__Requirement__: I would like you to transcribe all of the data exactly.

:::::

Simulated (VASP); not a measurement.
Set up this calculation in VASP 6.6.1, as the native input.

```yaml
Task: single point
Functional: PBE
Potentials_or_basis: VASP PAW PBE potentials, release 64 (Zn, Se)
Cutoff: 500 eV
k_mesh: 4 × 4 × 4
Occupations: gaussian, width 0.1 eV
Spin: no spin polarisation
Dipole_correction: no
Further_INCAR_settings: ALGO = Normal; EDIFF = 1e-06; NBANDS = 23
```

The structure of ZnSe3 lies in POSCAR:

:::::

__Answer area__:
Simulated (VASP); not a measurement.
Set up this calculation in VASP 6.6.1, as the native input.

```yaml
Task: single point
Functional: PBE
Potentials_or_basis: VASP PAW PBE potentials, release 64 (Zn, Se)
Cutoff: 500 eV
k_mesh: 4 × 4 × 4
Occupations: gaussian, width 0.1 eV
Spin: no spin polarisation
Dipole_correction: no
Further_INCAR_settings: ALGO = Normal; EDIFF = 1e-06; NBANDS = 23
```

The structure of ZnSe3 lies in POSCAR:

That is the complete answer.